### Extracted material ###

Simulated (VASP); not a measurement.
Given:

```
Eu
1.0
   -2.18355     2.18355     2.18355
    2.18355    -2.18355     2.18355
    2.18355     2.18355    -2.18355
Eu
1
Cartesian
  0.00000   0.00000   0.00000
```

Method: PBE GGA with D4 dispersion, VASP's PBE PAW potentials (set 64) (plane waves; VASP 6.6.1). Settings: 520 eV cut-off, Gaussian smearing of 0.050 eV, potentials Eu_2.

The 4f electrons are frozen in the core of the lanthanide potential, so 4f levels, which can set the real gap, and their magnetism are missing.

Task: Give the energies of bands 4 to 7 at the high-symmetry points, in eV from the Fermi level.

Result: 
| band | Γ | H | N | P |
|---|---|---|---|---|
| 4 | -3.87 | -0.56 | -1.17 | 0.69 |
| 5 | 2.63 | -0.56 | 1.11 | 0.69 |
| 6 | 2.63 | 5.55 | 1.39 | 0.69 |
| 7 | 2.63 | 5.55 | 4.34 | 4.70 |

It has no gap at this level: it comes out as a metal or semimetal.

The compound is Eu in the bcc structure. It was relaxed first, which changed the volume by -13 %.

###

▶ [Brief] Both the first line of the records above and the line containing "Method: PBE GGA" are to be transcribed exactly, together with every line between them, and nothing else.

▶ [Exercise result]
Simulated (VASP); not a measurement.
Given:

```
Eu
1.0
   -2.18355     2.18355     2.18355
    2.18355    -2.18355     2.18355
    2.18355     2.18355    -2.18355
Eu
1
Cartesian
  0.00000   0.00000   0.00000
```

Method: PBE GGA with D4 dispersion, VASP's PBE PAW potentials (set 64) (plane waves; VASP 6.6.1). Settings: 520 eV cut-off, Gaussian smearing of 0.050 eV, potentials Eu_2.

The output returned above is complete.